+---+
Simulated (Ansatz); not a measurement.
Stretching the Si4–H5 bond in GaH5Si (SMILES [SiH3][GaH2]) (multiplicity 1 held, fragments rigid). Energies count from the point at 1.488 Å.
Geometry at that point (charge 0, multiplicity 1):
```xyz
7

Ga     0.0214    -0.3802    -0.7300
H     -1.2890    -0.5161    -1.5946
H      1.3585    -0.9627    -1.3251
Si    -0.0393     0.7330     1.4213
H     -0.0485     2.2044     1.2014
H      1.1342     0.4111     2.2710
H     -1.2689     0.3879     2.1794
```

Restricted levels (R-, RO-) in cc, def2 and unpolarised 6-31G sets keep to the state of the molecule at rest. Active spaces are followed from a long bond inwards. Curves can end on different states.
+---+

Brief -
Copy the entries word for word.

Exercise result -
Simulated (Ansatz); not a measurement.
Stretching the Si4–H5 bond in GaH5Si (SMILES [SiH3][GaH2]) (multiplicity 1 held, fragments rigid). Energies count from the point at 1.488 Å.
Geometry at that point (charge 0, multiplicity 1):
```xyz
7

Ga     0.0214    -0.3802    -0.7300
H     -1.2890    -0.5161    -1.5946
H      1.3585    -0.9627    -1.3251
Si    -0.0393     0.7330     1.4213
H     -0.0485     2.2044     1.2014
H      1.1342     0.4111     2.2710
H     -1.2689     0.3879     2.1794
```

Restricted levels (R-, RO-) in cc, def2 and unpolarised 6-31G sets keep to the state of the molecule at rest. Active spaces are followed from a long bond inwards. Curves can end on different states.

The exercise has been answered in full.